Only the lines from the start of the data through the one containing "The largest force" belong in your answer; return them exactly.

**Record extracts**
++++++++

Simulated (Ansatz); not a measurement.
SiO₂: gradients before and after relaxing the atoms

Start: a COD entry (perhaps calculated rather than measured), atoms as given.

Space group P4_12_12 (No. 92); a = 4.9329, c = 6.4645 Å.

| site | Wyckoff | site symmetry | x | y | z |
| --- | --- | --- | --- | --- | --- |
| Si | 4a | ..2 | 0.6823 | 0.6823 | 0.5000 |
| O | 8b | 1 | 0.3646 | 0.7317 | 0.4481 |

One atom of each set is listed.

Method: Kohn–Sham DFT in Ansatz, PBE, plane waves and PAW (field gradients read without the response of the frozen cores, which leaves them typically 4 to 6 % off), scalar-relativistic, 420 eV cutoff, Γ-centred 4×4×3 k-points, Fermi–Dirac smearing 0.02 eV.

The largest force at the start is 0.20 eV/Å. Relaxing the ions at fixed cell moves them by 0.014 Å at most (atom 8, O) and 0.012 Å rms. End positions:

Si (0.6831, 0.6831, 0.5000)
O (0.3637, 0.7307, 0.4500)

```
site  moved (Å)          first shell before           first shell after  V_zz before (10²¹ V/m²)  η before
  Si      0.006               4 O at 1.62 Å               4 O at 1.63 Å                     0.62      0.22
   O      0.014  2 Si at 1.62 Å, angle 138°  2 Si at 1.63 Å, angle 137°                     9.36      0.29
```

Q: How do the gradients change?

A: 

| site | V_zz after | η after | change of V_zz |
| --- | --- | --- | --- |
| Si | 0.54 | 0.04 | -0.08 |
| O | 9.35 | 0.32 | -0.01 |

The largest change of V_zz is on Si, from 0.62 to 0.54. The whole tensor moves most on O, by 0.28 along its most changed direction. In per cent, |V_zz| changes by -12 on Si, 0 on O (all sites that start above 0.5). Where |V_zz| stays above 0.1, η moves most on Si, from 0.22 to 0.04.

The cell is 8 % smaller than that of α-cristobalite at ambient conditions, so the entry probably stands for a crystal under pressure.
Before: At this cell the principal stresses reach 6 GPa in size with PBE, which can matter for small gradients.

++++++++

**Response box**
Simulated (Ansatz); not a measurement.
SiO₂: gradients before and after relaxing the atoms

Start: a COD entry (perhaps calculated rather than measured), atoms as given.

Space group P4_12_12 (No. 92); a = 4.9329, c = 6.4645 Å.

| site | Wyckoff | site symmetry | x | y | z |
| --- | --- | --- | --- | --- | --- |
| Si | 4a | ..2 | 0.6823 | 0.6823 | 0.5000 |
| O | 8b | 1 | 0.3646 | 0.7317 | 0.4481 |

One atom of each set is listed.

Method: Kohn–Sham DFT in Ansatz, PBE, plane waves and PAW (field gradients read without the response of the frozen cores, which leaves them typically 4 to 6 % off), scalar-relativistic, 420 eV cutoff, Γ-centred 4×4×3 k-points, Fermi–Dirac smearing 0.02 eV.

The largest force at the start is 0.20 eV/Å. Relaxing the ions at fixed cell moves them by 0.014 Å at most (atom 8, O) and 0.012 Å rms. End positions:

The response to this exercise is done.